**Work item:** Exactly repeat the full listing that follows.

**Supplied records:**
****************************************
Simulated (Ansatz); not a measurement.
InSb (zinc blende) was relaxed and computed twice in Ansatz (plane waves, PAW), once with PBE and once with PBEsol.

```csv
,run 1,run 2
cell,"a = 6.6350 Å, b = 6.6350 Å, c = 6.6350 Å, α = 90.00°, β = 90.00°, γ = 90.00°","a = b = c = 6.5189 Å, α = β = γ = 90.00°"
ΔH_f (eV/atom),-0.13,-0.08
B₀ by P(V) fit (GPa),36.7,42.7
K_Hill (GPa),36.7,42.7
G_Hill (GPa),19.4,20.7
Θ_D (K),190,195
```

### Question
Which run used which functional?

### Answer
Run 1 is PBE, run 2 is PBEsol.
****************************************

**Answer box:**
Simulated (Ansatz); not a measurement.
InSb (zinc blende) was relaxed and computed twice in Ansatz (plane waves, PAW), once with PBE and once with PBEsol.

```csv
,run 1,run 2
cell,"a = 6.6350 Å, b = 6.6350 Å, c = 6.6350 Å, α = 90.00°, β = 90.00°, γ = 90.00°","a = b = c = 6.5189 Å, α = β = γ = 90.00°"
ΔH_f (eV/atom),-0.13,-0.08
B₀ by P(V) fit (GPa),36.7,42.7
K_Hill (GPa),36.7,42.7
G_Hill (GPa),19.4,20.7
Θ_D (K),190,195
```

### Question
Which run used which functional?

### Answer
Run 1 is PBE, run 2 is PBEsol.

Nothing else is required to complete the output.